# Action item
The full listing below must be printed exactly, word for word.

# Entries provided

• • • • • • •

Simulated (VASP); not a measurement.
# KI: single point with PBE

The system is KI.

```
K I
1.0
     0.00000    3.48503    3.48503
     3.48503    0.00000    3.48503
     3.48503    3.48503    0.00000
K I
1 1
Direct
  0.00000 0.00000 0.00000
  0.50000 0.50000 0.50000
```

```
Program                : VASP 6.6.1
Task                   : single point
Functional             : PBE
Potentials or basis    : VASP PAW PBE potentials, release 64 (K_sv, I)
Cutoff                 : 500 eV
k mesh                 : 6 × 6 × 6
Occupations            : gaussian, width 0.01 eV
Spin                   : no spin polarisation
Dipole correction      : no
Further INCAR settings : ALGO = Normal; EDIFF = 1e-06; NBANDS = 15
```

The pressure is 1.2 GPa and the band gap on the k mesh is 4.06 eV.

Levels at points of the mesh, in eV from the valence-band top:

• • • • • • •

# Solution
Simulated (VASP); not a measurement.
# KI: single point with PBE

The system is KI.

```
K I
1.0
     0.00000    3.48503    3.48503
     3.48503    0.00000    3.48503
     3.48503    3.48503    0.00000
K I
1 1
Direct
  0.00000 0.00000 0.00000
  0.50000 0.50000 0.50000
```

```
Program                : VASP 6.6.1
Task                   : single point
Functional             : PBE
Potentials or basis    : VASP PAW PBE potentials, release 64 (K_sv, I)
Cutoff                 : 500 eV
k mesh                 : 6 × 6 × 6
Occupations            : gaussian, width 0.01 eV
Spin                   : no spin polarisation
Dipole correction      : no
Further INCAR settings : ALGO = Normal; EDIFF = 1e-06; NBANDS = 15
```

The pressure is 1.2 GPa and the band gap on the k mesh is 4.06 eV.

Levels at points of the mesh, in eV from the valence-band top:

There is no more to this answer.